[Start of Attachment]

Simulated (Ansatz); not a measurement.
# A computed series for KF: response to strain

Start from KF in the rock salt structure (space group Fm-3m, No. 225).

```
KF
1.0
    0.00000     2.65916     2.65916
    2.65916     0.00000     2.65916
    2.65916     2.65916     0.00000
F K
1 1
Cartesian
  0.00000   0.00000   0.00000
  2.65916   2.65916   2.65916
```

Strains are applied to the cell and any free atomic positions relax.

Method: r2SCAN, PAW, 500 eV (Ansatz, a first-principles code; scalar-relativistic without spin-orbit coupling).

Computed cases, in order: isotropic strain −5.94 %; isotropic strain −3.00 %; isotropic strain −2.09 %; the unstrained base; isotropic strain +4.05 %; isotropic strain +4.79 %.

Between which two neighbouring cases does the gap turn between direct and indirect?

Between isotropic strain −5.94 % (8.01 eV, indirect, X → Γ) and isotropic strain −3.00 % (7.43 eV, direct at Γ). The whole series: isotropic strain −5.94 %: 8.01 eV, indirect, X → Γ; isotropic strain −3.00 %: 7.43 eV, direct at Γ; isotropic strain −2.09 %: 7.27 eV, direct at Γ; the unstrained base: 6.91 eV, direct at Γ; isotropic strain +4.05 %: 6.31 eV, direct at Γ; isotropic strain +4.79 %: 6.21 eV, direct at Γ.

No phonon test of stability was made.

[End of Attachment]

- [Work request] Look through the data above and return exactly the lines from the one that contains "Start from KF" to the one that contains "Computed cases, in", inclusive, with nothing else.

- [Response]
Start from KF in the rock salt structure (space group Fm-3m, No. 225).

```
KF
1.0
    0.00000     2.65916     2.65916
    2.65916     0.00000     2.65916
    2.65916     2.65916     0.00000
F K
1 1
Cartesian
  0.00000   0.00000   0.00000
  2.65916   2.65916   2.65916
```

Strains are applied to the cell and any free atomic positions relax.

Method: r2SCAN, PAW, 500 eV (Ansatz, a first-principles code; scalar-relativistic without spin-orbit coupling).

Computed cases, in order: isotropic strain −5.94 %; isotropic strain −3.00 %; isotropic strain −2.09 %; the unstrained base; isotropic strain +4.05 %; isotropic strain +4.79 %.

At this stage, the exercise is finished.